+ + +
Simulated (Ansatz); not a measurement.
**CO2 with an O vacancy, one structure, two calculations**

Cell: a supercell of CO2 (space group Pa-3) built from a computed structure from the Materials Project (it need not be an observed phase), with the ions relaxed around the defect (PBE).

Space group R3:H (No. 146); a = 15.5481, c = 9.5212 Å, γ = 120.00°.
+ + +

_Work task_
Every entry must be retyped in full, exactly as given.

_Written response_
Simulated (Ansatz); not a measurement.
**CO2 with an O vacancy, one structure, two calculations**

Cell: a supercell of CO2 (space group Pa-3) built from a computed structure from the Materials Project (it need not be an observed phase), with the ions relaxed around the defect (PBE).

Space group R3:H (No. 146); a = 15.5481, c = 9.5212 Å, γ = 120.00°.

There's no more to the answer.